***** DATA LISTING

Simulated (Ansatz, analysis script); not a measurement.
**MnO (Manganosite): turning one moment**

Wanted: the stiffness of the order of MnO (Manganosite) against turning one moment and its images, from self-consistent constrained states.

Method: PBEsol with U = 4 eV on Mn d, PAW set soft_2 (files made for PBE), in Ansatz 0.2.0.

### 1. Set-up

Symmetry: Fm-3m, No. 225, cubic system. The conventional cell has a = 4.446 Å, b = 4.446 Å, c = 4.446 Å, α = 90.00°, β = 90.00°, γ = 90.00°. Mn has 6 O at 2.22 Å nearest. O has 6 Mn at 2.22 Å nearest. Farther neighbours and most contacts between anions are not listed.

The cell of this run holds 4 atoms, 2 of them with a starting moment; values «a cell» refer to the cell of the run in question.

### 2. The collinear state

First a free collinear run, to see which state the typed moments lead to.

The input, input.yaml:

**********

WORK INSTRUCTION → Copy the lines above exactly. Start with the line containing "turning one moment**", end with the line containing "First a free", and include both.

REPLY →
**MnO (Manganosite): turning one moment**

Wanted: the stiffness of the order of MnO (Manganosite) against turning one moment and its images, from self-consistent constrained states.

Method: PBEsol with U = 4 eV on Mn d, PAW set soft_2 (files made for PBE), in Ansatz 0.2.0.

### 1. Set-up

Symmetry: Fm-3m, No. 225, cubic system. The conventional cell has a = 4.446 Å, b = 4.446 Å, c = 4.446 Å, α = 90.00°, β = 90.00°, γ = 90.00°. Mn has 6 O at 2.22 Å nearest. O has 6 Mn at 2.22 Å nearest. Farther neighbours and most contacts between anions are not listed.

The cell of this run holds 4 atoms, 2 of them with a starting moment; values «a cell» refer to the cell of the run in question.

### 2. The collinear state

First a free collinear run, to see which state the typed moments lead to.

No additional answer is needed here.